Raw data:
:::

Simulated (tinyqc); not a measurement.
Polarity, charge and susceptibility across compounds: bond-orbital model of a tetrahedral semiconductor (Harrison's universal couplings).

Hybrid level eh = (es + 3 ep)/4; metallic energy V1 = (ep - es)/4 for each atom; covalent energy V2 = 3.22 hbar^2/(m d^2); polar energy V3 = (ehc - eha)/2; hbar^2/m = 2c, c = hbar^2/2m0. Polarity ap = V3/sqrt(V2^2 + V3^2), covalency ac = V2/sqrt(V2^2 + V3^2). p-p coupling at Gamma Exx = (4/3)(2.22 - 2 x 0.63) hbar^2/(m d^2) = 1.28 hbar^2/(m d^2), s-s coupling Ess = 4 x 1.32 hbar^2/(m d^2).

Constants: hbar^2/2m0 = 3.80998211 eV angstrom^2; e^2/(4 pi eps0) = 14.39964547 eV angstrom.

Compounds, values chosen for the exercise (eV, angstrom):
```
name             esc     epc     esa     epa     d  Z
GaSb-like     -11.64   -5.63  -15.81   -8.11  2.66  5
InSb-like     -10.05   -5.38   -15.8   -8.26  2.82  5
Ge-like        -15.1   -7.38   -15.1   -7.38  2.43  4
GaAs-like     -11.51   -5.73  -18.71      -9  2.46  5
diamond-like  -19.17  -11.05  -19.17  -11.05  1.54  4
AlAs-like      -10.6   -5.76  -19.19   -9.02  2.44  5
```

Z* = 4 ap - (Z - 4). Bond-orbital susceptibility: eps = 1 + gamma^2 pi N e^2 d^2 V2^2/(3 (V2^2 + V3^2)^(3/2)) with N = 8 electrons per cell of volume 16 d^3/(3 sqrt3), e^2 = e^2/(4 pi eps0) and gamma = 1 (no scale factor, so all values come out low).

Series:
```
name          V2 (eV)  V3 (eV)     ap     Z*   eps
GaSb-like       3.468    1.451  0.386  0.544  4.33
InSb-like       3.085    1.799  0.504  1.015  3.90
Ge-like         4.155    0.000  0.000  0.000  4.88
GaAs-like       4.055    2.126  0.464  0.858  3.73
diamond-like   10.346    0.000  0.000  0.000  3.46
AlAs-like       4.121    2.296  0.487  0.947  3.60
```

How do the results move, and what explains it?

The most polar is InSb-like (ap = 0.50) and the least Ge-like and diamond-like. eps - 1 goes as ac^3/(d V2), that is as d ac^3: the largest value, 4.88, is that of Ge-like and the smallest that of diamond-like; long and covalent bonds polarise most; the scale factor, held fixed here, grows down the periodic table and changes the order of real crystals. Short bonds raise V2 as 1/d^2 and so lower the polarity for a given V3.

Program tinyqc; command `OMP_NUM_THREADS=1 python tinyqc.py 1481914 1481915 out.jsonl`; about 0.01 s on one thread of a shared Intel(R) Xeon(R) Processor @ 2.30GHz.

:::

Task item: Take the entries above and return only the lines from the one with "How do the results" to the one with "The most polar", both included, unchanged.

Your solution:
How do the results move, and what explains it?

The most polar is InSb-like (ap = 0.50) and the least Ge-like and diamond-like. eps - 1 goes as ac^3/(d V2), that is as d ac^3: the largest value, 4.88, is that of Ge-like and the smallest that of diamond-like; long and covalent bonds polarise most; the scale factor, held fixed here, grows down the periodic table and changes the order of real crystals. Short bonds raise V2 as 1/d^2 and so lower the polarity for a given V3.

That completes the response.